-------- SUPPLIED MATERIAL

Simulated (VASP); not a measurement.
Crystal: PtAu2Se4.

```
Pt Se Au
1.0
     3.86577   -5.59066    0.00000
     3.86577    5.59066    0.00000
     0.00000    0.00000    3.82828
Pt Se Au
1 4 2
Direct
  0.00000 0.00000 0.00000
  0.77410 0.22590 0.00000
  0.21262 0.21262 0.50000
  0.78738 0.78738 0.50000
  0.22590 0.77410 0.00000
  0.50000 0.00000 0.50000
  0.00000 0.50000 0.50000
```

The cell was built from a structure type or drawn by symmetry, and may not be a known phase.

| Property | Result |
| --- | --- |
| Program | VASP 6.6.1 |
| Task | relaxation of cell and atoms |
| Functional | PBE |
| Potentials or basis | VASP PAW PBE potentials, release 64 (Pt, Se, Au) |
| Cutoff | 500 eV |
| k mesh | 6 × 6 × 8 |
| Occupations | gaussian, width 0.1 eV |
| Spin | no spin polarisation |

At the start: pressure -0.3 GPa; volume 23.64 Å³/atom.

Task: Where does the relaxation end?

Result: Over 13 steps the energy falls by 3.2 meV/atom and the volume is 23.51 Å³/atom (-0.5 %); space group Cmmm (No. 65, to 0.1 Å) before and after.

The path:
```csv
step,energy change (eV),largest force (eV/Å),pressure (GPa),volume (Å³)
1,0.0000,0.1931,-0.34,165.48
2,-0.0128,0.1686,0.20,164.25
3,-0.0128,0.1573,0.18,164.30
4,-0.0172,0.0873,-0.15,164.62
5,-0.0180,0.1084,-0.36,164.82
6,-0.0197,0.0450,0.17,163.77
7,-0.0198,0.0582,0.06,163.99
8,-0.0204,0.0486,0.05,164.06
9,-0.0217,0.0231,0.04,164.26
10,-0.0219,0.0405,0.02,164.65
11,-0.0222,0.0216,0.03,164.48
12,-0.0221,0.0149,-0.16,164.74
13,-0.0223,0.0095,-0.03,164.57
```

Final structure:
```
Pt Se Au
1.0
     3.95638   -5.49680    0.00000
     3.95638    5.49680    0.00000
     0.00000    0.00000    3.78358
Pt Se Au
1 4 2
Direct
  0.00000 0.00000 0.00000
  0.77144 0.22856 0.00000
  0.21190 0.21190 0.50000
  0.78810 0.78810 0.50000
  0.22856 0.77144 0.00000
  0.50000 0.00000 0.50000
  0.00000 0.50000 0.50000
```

----------------

WORK ITEM:
Both end lines included, restate word for word the lines above from the line with "Crystal: PtAu2Se4." to the line with "and atoms |", and nothing else.

ANSWER SPACE:
Crystal: PtAu2Se4.

```
Pt Se Au
1.0
     3.86577   -5.59066    0.00000
     3.86577    5.59066    0.00000
     0.00000    0.00000    3.82828
Pt Se Au
1 4 2
Direct
  0.00000 0.00000 0.00000
  0.77410 0.22590 0.00000
  0.21262 0.21262 0.50000
  0.78738 0.78738 0.50000
  0.22590 0.77410 0.00000
  0.50000 0.00000 0.50000
  0.00000 0.50000 0.50000
```

The cell was built from a structure type or drawn by symmetry, and may not be a known phase.

| Property | Result |
| --- | --- |
| Program | VASP 6.6.1 |
| Task | relaxation of cell and atoms |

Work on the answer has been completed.